- [Requirement]
How do the lines below between the ones holding "(eV) | 1.75 |" and "A: gap on the", inclusive, read? Give them again exactly, with no other lines.

- [Records shown]
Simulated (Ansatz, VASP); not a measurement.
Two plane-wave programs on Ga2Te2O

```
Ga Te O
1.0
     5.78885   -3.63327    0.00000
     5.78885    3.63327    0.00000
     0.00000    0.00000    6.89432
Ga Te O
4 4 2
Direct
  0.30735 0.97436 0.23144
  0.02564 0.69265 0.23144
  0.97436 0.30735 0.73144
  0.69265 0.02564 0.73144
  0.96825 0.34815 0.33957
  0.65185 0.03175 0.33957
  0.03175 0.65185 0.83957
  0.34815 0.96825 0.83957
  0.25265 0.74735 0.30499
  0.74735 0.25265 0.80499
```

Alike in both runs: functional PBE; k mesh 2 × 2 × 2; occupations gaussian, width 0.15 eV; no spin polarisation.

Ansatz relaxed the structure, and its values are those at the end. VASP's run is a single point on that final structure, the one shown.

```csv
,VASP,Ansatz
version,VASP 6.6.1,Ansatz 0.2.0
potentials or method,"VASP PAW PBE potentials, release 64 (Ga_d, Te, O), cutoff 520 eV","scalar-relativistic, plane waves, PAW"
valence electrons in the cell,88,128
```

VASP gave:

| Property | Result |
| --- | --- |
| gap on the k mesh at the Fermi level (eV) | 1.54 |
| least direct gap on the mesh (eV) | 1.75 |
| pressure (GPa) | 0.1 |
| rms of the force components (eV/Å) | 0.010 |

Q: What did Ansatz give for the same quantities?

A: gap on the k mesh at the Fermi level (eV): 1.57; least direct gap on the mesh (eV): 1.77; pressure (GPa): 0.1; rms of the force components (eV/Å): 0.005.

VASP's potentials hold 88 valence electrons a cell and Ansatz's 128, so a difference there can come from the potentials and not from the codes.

- [Exercise output]
| least direct gap on the mesh (eV) | 1.75 |
| pressure (GPa) | 0.1 |
| rms of the force components (eV/Å) | 0.010 |

Q: What did Ansatz give for the same quantities?

A: gap on the k mesh at the Fermi level (eV): 1.57; least direct gap on the mesh (eV): 1.77; pressure (GPa): 0.1; rms of the force components (eV/Å): 0.005.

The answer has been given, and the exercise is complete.